Available data:
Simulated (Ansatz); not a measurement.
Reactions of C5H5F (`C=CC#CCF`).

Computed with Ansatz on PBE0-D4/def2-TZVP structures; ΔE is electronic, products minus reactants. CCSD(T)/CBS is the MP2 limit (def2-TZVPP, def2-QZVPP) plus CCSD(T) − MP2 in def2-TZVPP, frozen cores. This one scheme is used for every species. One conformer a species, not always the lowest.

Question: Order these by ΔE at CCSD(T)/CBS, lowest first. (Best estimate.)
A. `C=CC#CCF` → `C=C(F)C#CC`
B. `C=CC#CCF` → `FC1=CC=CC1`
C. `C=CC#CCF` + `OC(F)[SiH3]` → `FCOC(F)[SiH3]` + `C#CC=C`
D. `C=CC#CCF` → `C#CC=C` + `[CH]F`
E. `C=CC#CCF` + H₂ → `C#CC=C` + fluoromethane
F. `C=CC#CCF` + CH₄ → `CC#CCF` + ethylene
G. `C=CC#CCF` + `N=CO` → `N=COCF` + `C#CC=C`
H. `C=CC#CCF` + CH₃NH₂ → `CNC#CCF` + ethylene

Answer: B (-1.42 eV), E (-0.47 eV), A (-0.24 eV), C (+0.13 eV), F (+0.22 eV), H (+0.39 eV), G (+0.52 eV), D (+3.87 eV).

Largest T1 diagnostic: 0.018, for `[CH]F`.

Requirement:
In the listing above, find the line containing "Question: Order these" and the line containing "Answer: B (-1.42", then retype both and every line between them exactly, with nothing else.

Solution:
Question: Order these by ΔE at CCSD(T)/CBS, lowest first. (Best estimate.)
A. `C=CC#CCF` → `C=C(F)C#CC`
B. `C=CC#CCF` → `FC1=CC=CC1`
C. `C=CC#CCF` + `OC(F)[SiH3]` → `FCOC(F)[SiH3]` + `C#CC=C`
D. `C=CC#CCF` → `C#CC=C` + `[CH]F`
E. `C=CC#CCF` + H₂ → `C#CC=C` + fluoromethane
F. `C=CC#CCF` + CH₄ → `CC#CCF` + ethylene
G. `C=CC#CCF` + `N=CO` → `N=COCF` + `C#CC=C`
H. `C=CC#CCF` + CH₃NH₂ → `CNC#CCF` + ethylene

Answer: B (-1.42 eV), E (-0.47 eV), A (-0.24 eV), C (+0.13 eV), F (+0.22 eV), H (+0.39 eV), G (+0.52 eV), D (+3.87 eV).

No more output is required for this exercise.